Work request:
Output every entry exactly as written.

------------------------
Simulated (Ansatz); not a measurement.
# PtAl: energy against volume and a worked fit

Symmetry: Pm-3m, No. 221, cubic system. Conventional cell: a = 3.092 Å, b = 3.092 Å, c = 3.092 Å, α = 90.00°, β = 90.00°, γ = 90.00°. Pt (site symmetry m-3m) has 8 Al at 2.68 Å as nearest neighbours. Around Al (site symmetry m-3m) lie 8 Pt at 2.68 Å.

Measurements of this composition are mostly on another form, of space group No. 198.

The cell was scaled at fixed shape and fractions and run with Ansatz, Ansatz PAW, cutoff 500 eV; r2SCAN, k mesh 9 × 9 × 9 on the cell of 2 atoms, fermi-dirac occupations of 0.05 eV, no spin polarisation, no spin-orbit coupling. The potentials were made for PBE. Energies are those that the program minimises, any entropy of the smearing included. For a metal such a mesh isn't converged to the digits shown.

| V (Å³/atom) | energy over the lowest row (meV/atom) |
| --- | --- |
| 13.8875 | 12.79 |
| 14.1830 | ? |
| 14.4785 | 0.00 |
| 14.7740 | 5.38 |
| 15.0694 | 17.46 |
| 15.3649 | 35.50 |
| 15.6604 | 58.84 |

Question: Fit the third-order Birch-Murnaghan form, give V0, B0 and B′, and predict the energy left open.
------------------------

Exercise response:
Simulated (Ansatz); not a measurement.
# PtAl: energy against volume and a worked fit

Symmetry: Pm-3m, No. 221, cubic system. Conventional cell: a = 3.092 Å, b = 3.092 Å, c = 3.092 Å, α = 90.00°, β = 90.00°, γ = 90.00°. Pt (site symmetry m-3m) has 8 Al at 2.68 Å as nearest neighbours. Around Al (site symmetry m-3m) lie 8 Pt at 2.68 Å.

Measurements of this composition are mostly on another form, of space group No. 198.

The cell was scaled at fixed shape and fractions and run with Ansatz, Ansatz PAW, cutoff 500 eV; r2SCAN, k mesh 9 × 9 × 9 on the cell of 2 atoms, fermi-dirac occupations of 0.05 eV, no spin polarisation, no spin-orbit coupling. The potentials were made for PBE. Energies are those that the program minimises, any entropy of the smearing included. For a metal such a mesh isn't converged to the digits shown.

| V (Å³/atom) | energy over the lowest row (meV/atom) |
| --- | --- |
| 13.8875 | 12.79 |
| 14.1830 | ? |
| 14.4785 | 0.00 |
| 14.7740 | 5.38 |
| 15.0694 | 17.46 |
| 15.3649 | 35.50 |
| 15.6604 | 58.84 |

Question: Fit the third-order Birch-Murnaghan form, give V0, B0 and B′, and predict the energy left open.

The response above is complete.